### RECORD EXTRACTS
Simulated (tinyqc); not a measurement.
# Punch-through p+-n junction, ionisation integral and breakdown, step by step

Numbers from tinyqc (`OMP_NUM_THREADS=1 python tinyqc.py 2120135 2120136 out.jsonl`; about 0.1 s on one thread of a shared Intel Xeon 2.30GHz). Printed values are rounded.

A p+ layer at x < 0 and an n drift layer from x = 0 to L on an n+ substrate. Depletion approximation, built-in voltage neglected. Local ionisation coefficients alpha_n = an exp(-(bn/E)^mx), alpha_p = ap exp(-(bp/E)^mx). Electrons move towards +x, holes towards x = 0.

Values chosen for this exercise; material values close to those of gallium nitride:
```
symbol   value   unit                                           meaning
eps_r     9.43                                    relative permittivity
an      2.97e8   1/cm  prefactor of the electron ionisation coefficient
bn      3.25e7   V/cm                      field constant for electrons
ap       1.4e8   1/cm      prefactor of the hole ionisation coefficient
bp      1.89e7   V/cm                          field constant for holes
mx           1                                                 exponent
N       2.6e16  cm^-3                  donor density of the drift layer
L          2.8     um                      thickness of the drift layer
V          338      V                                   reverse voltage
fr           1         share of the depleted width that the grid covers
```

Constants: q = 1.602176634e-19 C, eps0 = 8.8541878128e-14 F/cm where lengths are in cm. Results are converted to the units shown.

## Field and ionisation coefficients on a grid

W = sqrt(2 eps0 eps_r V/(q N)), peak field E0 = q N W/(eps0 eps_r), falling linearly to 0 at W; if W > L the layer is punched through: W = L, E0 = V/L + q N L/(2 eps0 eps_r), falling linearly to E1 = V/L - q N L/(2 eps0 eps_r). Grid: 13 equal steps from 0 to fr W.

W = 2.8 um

### TASK ITEM
Only the lines from the start of the listing through the line with "Numbers from tinyqc" should be repeated, each exactly as it stands.

### EXPECTED ANSWER
Simulated (tinyqc); not a measurement.
# Punch-through p+-n junction, ionisation integral and breakdown, step by step

Numbers from tinyqc (`OMP_NUM_THREADS=1 python tinyqc.py 2120135 2120136 out.jsonl`; about 0.1 s on one thread of a shared Intel Xeon 2.30GHz). Printed values are rounded.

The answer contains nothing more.